*** Begin section ***
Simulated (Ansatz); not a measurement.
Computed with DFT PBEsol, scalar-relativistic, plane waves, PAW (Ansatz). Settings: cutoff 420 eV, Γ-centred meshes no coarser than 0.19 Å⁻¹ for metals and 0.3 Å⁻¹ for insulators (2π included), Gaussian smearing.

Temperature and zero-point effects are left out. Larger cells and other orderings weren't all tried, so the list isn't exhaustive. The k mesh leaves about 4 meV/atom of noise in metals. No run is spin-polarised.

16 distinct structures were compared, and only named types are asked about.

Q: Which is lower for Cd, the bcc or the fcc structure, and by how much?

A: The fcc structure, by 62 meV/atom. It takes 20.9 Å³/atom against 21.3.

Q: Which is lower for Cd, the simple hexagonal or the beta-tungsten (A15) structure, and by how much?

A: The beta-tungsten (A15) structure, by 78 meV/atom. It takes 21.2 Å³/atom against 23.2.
*** End section ***

→ **Task item**
From the first line to the last, copy every record exactly.

→ **Exercise solution**
Simulated (Ansatz); not a measurement.
Computed with DFT PBEsol, scalar-relativistic, plane waves, PAW (Ansatz). Settings: cutoff 420 eV, Γ-centred meshes no coarser than 0.19 Å⁻¹ for metals and 0.3 Å⁻¹ for insulators (2π included), Gaussian smearing.

Temperature and zero-point effects are left out. Larger cells and other orderings weren't all tried, so the list isn't exhaustive. The k mesh leaves about 4 meV/atom of noise in metals. No run is spin-polarised.

16 distinct structures were compared, and only named types are asked about.

Q: Which is lower for Cd, the bcc or the fcc structure, and by how much?

A: The fcc structure, by 62 meV/atom. It takes 20.9 Å³/atom against 21.3.

Q: Which is lower for Cd, the simple hexagonal or the beta-tungsten (A15) structure, and by how much?

A: The beta-tungsten (A15) structure, by 78 meV/atom. It takes 21.2 Å³/atom against 23.2.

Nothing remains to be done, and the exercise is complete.